Action item: Please transcribe exactly, and only, the lines of the data below between the line holding "Computed with PBE0/def2-TZVP" and the line holding "Map of the deformation", inclusive.

Records supplied:
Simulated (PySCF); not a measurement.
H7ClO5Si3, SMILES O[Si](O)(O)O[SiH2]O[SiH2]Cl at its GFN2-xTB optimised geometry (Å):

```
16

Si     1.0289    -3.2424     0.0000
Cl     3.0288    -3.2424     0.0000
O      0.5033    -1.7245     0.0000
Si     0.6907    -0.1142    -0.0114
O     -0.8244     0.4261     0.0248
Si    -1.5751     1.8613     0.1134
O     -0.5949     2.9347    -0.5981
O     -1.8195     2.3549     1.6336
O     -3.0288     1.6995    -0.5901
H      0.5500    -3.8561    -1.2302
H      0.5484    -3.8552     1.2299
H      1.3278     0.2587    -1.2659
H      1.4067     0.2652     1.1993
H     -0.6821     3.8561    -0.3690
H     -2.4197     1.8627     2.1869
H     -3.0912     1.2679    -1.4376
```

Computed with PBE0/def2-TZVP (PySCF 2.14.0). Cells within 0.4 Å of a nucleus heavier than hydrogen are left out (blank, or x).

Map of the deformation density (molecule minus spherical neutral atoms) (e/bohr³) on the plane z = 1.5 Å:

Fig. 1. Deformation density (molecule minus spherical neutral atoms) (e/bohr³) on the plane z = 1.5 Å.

Task output:
Computed with PBE0/def2-TZVP (PySCF 2.14.0). Cells within 0.4 Å of a nucleus heavier than hydrogen are left out (blank, or x).

Map of the deformation density (molecule minus spherical neutral atoms) (e/bohr³) on the plane z = 1.5 Å:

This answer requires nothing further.